→ ASSIGNED TASK: Your answer must be the records, copied with no change.

→ MATERIAL SHOWN:
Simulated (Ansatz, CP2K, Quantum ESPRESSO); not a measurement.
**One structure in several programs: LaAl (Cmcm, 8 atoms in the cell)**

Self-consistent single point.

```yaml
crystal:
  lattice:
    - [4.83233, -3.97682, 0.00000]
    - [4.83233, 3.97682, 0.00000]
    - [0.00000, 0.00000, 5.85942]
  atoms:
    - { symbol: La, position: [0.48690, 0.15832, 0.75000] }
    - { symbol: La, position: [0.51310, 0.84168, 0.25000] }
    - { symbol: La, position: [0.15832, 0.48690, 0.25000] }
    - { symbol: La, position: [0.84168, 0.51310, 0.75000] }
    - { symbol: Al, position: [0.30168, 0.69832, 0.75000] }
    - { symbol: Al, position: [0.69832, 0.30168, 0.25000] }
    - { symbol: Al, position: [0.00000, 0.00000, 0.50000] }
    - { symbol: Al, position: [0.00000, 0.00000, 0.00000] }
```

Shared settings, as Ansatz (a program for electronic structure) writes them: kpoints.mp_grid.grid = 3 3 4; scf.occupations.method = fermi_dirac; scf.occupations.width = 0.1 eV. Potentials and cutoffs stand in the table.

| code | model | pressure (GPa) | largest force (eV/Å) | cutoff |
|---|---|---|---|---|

→ RESULT:
Simulated (Ansatz, CP2K, Quantum ESPRESSO); not a measurement.
**One structure in several programs: LaAl (Cmcm, 8 atoms in the cell)**

Self-consistent single point.

```yaml
crystal:
  lattice:
    - [4.83233, -3.97682, 0.00000]
    - [4.83233, 3.97682, 0.00000]
    - [0.00000, 0.00000, 5.85942]
  atoms:
    - { symbol: La, position: [0.48690, 0.15832, 0.75000] }
    - { symbol: La, position: [0.51310, 0.84168, 0.25000] }
    - { symbol: La, position: [0.15832, 0.48690, 0.25000] }
    - { symbol: La, position: [0.84168, 0.51310, 0.75000] }
    - { symbol: Al, position: [0.30168, 0.69832, 0.75000] }
    - { symbol: Al, position: [0.69832, 0.30168, 0.25000] }
    - { symbol: Al, position: [0.00000, 0.00000, 0.50000] }
    - { symbol: Al, position: [0.00000, 0.00000, 0.00000] }
```

Shared settings, as Ansatz (a program for electronic structure) writes them: kpoints.mp_grid.grid = 3 3 4; scf.occupations.method = fermi_dirac; scf.occupations.width = 0.1 eV. Potentials and cutoffs stand in the table.

| code | model | pressure (GPa) | largest force (eV/Å) | cutoff |
|---|---|---|---|---|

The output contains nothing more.